◆ **Brief**: Retype every entry precisely and keep each line whole.

%%
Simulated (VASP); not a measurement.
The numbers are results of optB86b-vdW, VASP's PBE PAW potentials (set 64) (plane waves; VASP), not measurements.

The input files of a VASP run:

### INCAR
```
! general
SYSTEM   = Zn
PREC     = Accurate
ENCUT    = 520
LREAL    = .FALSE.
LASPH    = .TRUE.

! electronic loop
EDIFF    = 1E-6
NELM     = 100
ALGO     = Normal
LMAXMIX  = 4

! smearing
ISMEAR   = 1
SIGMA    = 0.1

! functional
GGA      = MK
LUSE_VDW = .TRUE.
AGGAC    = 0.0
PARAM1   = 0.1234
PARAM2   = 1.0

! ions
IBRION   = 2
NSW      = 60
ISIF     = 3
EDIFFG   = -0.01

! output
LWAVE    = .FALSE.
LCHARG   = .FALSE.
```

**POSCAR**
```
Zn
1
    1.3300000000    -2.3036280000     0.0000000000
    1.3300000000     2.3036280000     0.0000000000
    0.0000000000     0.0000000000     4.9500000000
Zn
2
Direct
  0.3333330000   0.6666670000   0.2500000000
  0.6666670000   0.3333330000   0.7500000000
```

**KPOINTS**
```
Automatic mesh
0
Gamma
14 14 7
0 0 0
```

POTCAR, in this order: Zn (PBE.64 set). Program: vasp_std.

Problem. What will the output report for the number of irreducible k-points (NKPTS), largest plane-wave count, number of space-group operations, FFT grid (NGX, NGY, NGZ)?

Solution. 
%%

◆ **Your solution**:
Simulated (VASP); not a measurement.
The numbers are results of optB86b-vdW, VASP's PBE PAW potentials (set 64) (plane waves; VASP), not measurements.

The input files of a VASP run:

### INCAR
```
! general
SYSTEM   = Zn
PREC     = Accurate
ENCUT    = 520
LREAL    = .FALSE.
LASPH    = .TRUE.

! electronic loop
EDIFF    = 1E-6
NELM     = 100
ALGO     = Normal
LMAXMIX  = 4

! smearing
ISMEAR   = 1
SIGMA    = 0.1

! functional
GGA      = MK
LUSE_VDW = .TRUE.
AGGAC    = 0.0
PARAM1   = 0.1234
PARAM2   = 1.0

! ions
IBRION   = 2
NSW      = 60
ISIF     = 3
EDIFFG   = -0.01

! output
LWAVE    = .FALSE.
LCHARG   = .FALSE.
```

**POSCAR**
```
Zn
1
    1.3300000000    -2.3036280000     0.0000000000
    1.3300000000     2.3036280000     0.0000000000
    0.0000000000     0.0000000000     4.9500000000
Zn
2
Direct
  0.3333330000   0.6666670000   0.2500000000
  0.6666670000   0.3333330000   0.7500000000
```

**KPOINTS**
```
Automatic mesh
0
Gamma
14 14 7
0 0 0
```

POTCAR, in this order: Zn (PBE.64 set). Program: vasp_std.

Problem. What will the output report for the number of irreducible k-points (NKPTS), largest plane-wave count, number of space-group operations, FFT grid (NGX, NGY, NGZ)?

Solution. 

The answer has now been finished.